------ Record excerpts ------

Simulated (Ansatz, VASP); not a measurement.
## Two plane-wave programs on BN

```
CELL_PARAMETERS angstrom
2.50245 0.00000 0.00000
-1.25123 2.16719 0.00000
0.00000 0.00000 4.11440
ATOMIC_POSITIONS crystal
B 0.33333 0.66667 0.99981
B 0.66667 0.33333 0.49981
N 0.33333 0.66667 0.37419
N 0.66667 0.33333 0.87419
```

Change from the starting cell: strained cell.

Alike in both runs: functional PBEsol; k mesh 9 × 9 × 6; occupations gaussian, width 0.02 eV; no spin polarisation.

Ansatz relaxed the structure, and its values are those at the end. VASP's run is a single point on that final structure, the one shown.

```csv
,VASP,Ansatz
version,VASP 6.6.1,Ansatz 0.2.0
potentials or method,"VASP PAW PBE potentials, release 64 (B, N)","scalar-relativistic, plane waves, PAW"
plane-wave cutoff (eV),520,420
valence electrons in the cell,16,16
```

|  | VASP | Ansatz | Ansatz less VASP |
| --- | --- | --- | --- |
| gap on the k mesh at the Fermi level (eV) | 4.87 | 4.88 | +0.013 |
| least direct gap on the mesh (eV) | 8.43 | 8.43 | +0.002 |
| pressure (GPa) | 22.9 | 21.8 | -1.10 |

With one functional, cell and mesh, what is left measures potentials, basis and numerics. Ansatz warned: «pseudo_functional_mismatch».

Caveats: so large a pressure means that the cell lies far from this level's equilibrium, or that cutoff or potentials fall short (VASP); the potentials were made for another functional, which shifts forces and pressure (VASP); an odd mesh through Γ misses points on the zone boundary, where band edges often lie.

------

* _Work order_
In the entries above, please find the line with "8.43 | +0.002 |" and the line with "With one functional, cell", then write out exactly those two lines and every line between them, and nothing more.

* _Worked solution_
| least direct gap on the mesh (eV) | 8.43 | 8.43 | +0.002 |
| pressure (GPa) | 22.9 | 21.8 | -1.10 |

With one functional, cell and mesh, what is left measures potentials, basis and numerics. Ansatz warned: «pseudo_functional_mismatch».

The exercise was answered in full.